### Given records
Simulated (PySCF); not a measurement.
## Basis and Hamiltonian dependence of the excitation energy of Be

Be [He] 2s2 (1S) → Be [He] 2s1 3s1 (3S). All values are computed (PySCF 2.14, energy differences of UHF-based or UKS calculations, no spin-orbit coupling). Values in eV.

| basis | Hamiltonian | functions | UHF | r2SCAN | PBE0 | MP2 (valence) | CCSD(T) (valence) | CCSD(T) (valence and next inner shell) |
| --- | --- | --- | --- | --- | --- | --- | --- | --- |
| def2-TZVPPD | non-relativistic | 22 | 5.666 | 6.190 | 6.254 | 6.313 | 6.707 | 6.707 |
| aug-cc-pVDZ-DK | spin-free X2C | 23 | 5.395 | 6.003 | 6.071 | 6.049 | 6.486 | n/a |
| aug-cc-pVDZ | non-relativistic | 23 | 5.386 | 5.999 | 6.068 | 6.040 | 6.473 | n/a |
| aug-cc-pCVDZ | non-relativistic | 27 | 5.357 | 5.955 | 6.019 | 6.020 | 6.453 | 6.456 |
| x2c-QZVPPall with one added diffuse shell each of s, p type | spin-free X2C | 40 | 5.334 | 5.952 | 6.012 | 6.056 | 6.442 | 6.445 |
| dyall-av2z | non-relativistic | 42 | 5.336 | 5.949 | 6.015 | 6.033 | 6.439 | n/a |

### Requirement
The lines to copy run from the start of the records above through the line holding "Be [He] 2s2"; give them exactly, both ends included, and nothing else.

### Expected answer
Simulated (PySCF); not a measurement.
## Basis and Hamiltonian dependence of the excitation energy of Be

Be [He] 2s2 (1S) → Be [He] 2s1 3s1 (3S). All values are computed (PySCF 2.14, energy differences of UHF-based or UKS calculations, no spin-orbit coupling). Values in eV.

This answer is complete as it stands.